■ EXERCISE: Copy out exactly the lines from the first line of the material below through the line containing "Reaction (formal exchange", and nothing beyond them.

-- DATA EXTRACTS follows --

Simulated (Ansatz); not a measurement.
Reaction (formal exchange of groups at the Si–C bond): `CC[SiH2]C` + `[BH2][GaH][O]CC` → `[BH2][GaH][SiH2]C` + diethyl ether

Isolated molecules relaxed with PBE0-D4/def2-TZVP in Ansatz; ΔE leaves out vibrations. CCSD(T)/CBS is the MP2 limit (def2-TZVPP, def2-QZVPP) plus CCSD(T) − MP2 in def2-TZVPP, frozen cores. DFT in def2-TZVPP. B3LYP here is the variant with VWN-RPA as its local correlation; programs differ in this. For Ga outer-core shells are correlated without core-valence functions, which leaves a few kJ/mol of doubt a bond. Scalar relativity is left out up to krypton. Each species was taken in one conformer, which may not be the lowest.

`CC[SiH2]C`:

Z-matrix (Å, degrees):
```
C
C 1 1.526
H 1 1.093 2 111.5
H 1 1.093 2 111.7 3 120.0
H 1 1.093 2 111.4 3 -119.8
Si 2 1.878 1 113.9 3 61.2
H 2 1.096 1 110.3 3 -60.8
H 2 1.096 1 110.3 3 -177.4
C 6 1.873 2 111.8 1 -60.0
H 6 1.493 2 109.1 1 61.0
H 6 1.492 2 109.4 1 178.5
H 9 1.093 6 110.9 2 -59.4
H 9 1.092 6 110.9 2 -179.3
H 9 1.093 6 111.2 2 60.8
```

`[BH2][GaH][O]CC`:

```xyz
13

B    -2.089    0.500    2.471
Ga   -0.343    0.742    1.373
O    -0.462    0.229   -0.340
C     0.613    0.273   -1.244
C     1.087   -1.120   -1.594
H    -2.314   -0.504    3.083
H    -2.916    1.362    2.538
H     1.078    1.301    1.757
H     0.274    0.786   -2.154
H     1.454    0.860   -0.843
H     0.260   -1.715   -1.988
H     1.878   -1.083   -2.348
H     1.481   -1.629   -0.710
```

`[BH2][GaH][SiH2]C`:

-- DATA EXTRACTS concluded --

■ RESULT:
Simulated (Ansatz); not a measurement.
Reaction (formal exchange of groups at the Si–C bond): `CC[SiH2]C` + `[BH2][GaH][O]CC` → `[BH2][GaH][SiH2]C` + diethyl ether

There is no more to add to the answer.